* **Work request**:
Each line in the records below, from the one that contains "Solution. S[SiH](S)S, H4S3Si" to the one that contains "Problem. What are", should be reproduced exactly, the first and last included.

[[ Data provided, beginning ]]

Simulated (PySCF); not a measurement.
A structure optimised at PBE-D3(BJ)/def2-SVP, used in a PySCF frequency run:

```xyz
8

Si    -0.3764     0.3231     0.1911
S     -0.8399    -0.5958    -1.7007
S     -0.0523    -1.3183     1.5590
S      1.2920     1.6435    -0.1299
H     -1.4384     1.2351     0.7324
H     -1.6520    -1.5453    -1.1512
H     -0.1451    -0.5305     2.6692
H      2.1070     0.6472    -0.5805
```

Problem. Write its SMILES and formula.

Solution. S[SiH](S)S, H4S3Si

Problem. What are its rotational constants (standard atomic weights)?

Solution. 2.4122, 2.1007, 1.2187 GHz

[[ Data provided, end ]]

* **Task response**:
Solution. S[SiH](S)S, H4S3Si

Problem. What are its rotational constants (standard atomic weights)?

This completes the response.